→ Requirement:
Copy the complete listing that follows, letter for letter.

→ Source data:
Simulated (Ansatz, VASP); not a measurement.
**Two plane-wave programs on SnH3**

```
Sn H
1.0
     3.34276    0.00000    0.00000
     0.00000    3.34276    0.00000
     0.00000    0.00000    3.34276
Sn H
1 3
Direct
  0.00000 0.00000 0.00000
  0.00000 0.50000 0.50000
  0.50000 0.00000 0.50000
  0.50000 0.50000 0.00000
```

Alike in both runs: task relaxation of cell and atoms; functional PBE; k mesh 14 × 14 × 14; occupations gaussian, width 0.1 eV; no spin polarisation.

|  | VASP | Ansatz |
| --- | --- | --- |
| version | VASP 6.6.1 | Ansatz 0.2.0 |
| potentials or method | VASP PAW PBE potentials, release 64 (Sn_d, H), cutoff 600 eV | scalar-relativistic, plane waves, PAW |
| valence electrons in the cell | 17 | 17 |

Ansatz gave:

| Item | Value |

→ Response area:
Simulated (Ansatz, VASP); not a measurement.
**Two plane-wave programs on SnH3**

```
Sn H
1.0
     3.34276    0.00000    0.00000
     0.00000    3.34276    0.00000
     0.00000    0.00000    3.34276
Sn H
1 3
Direct
  0.00000 0.00000 0.00000
  0.00000 0.50000 0.50000
  0.50000 0.00000 0.50000
  0.50000 0.50000 0.00000
```

Alike in both runs: task relaxation of cell and atoms; functional PBE; k mesh 14 × 14 × 14; occupations gaussian, width 0.1 eV; no spin polarisation.

|  | VASP | Ansatz |
| --- | --- | --- |
| version | VASP 6.6.1 | Ansatz 0.2.0 |
| potentials or method | VASP PAW PBE potentials, release 64 (Sn_d, H), cutoff 600 eV | scalar-relativistic, plane waves, PAW |
| valence electrons in the cell | 17 | 17 |

Ansatz gave:

| Item | Value |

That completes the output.